### MATERIAL PROVIDED ###

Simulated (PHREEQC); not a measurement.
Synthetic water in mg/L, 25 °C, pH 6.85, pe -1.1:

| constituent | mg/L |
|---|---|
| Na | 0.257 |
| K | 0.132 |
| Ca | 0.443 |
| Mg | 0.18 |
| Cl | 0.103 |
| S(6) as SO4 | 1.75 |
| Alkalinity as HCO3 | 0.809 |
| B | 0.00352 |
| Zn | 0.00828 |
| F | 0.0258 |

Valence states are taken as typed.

###

WORK ITEM: Output all records verbatim.

RESPONSE BOX:
Simulated (PHREEQC); not a measurement.
Synthetic water in mg/L, 25 °C, pH 6.85, pe -1.1:

| constituent | mg/L |
|---|---|
| Na | 0.257 |
| K | 0.132 |
| Ca | 0.443 |
| Mg | 0.18 |
| Cl | 0.103 |
| S(6) as SO4 | 1.75 |
| Alkalinity as HCO3 | 0.809 |
| B | 0.00352 |
| Zn | 0.00828 |
| F | 0.0258 |

Valence states are taken as typed.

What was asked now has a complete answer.